_Task item_.
Up to and including the line with "Progress of the", copy the records below exactly from their first line.

_Source data_.
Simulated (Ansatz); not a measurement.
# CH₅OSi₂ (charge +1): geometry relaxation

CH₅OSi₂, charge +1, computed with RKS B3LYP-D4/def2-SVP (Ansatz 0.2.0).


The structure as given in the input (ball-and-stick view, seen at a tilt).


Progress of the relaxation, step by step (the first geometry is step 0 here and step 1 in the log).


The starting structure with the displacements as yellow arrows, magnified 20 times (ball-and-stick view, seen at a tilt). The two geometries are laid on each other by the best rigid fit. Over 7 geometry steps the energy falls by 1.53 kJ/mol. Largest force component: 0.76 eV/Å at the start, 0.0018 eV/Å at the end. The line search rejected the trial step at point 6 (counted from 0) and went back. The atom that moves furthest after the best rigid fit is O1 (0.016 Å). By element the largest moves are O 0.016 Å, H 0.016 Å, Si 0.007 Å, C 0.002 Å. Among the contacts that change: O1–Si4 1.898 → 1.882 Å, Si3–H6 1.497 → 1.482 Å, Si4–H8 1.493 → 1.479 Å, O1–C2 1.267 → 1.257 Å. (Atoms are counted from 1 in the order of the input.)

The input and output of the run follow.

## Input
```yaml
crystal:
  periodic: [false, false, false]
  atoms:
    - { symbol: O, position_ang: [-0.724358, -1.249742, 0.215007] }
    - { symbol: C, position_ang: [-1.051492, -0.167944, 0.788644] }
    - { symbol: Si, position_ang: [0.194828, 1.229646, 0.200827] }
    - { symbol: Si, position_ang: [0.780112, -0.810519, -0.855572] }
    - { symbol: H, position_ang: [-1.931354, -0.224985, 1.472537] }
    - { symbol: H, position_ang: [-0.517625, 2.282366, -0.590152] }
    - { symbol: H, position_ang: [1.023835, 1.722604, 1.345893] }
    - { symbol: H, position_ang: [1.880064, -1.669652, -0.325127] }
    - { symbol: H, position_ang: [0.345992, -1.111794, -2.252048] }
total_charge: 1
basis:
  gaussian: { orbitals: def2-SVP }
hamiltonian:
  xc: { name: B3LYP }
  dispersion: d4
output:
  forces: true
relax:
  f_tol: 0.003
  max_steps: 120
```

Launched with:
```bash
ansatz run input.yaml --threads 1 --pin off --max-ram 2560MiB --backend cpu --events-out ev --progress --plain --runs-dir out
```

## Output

_Written response_.
Simulated (Ansatz); not a measurement.
# CH₅OSi₂ (charge +1): geometry relaxation

CH₅OSi₂, charge +1, computed with RKS B3LYP-D4/def2-SVP (Ansatz 0.2.0).


The structure as given in the input (ball-and-stick view, seen at a tilt).


Progress of the relaxation, step by step (the first geometry is step 0 here and step 1 in the log).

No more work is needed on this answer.